WORK ITEM ::
Would you return the lines between the one holding "Computed with Ansatz" and the one holding "Largest T1 diagnostic", inclusive, and only those, exactly as they stand in the listing below?

ENTRIES SHOWN ::

•••••

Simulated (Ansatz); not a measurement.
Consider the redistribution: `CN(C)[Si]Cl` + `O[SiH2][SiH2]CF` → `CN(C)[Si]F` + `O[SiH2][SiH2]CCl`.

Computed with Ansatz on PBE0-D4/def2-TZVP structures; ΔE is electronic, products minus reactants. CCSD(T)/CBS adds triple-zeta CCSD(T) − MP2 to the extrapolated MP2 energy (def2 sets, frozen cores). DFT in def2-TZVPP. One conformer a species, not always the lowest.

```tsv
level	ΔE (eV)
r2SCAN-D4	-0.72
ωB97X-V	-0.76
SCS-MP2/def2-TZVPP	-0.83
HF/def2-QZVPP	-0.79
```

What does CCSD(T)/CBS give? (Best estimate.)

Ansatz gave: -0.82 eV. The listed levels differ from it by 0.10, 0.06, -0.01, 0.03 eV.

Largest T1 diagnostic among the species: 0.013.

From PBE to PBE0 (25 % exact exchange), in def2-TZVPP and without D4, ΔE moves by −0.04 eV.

•••••

EXERCISE ANSWER ::
Computed with Ansatz on PBE0-D4/def2-TZVP structures; ΔE is electronic, products minus reactants. CCSD(T)/CBS adds triple-zeta CCSD(T) − MP2 to the extrapolated MP2 energy (def2 sets, frozen cores). DFT in def2-TZVPP. One conformer a species, not always the lowest.

```tsv
level	ΔE (eV)
r2SCAN-D4	-0.72
ωB97X-V	-0.76
SCS-MP2/def2-TZVPP	-0.83
HF/def2-QZVPP	-0.79
```

What does CCSD(T)/CBS give? (Best estimate.)

Ansatz gave: -0.82 eV. The listed levels differ from it by 0.10, 0.06, -0.01, 0.03 eV.

Largest T1 diagnostic among the species: 0.013.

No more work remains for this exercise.